Supplied records START

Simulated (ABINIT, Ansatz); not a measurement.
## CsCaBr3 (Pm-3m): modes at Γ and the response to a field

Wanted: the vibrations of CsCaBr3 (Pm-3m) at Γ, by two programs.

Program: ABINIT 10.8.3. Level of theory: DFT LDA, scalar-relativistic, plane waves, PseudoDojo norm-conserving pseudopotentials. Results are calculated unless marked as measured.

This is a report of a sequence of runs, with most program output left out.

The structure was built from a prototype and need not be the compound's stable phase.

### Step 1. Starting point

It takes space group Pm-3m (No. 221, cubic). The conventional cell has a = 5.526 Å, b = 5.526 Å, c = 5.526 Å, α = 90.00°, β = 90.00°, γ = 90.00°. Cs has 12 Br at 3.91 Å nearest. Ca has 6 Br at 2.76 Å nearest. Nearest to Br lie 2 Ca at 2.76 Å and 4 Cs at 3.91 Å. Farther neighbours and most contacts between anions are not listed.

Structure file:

Supplied records END

> Brief: Begin with the line that has "Program: ABINIT 10.8.3." in the listing above and end after the line that has "It takes space"; output those lines exactly.

> Answer space:
Program: ABINIT 10.8.3. Level of theory: DFT LDA, scalar-relativistic, plane waves, PseudoDojo norm-conserving pseudopotentials. Results are calculated unless marked as measured.

This is a report of a sequence of runs, with most program output left out.

The structure was built from a prototype and need not be the compound's stable phase.

### Step 1. Starting point

It takes space group Pm-3m (No. 221, cubic). The conventional cell has a = 5.526 Å, b = 5.526 Å, c = 5.526 Å, α = 90.00°, β = 90.00°, γ = 90.00°. Cs has 12 Br at 3.91 Å nearest. Ca has 6 Br at 2.76 Å nearest. Nearest to Br lie 2 Ca at 2.76 Å and 4 Cs at 3.91 Å. Farther neighbours and most contacts between anions are not listed.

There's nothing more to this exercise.